--------------------------------------------------
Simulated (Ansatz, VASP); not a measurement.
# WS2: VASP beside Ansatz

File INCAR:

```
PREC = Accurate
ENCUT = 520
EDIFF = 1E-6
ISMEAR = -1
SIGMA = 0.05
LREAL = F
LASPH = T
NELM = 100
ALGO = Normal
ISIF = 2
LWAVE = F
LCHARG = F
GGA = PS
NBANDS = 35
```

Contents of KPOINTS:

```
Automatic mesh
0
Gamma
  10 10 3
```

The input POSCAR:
--------------------------------------------------

WORK INSTRUCTION: Restate all of the material above exactly as written.

WRITTEN SOLUTION:
Simulated (Ansatz, VASP); not a measurement.
# WS2: VASP beside Ansatz

File INCAR:

```
PREC = Accurate
ENCUT = 520
EDIFF = 1E-6
ISMEAR = -1
SIGMA = 0.05
LREAL = F
LASPH = T
NELM = 100
ALGO = Normal
ISIF = 2
LWAVE = F
LCHARG = F
GGA = PS
NBANDS = 35
```

Contents of KPOINTS:

```
Automatic mesh
0
Gamma
  10 10 3
```

The input POSCAR:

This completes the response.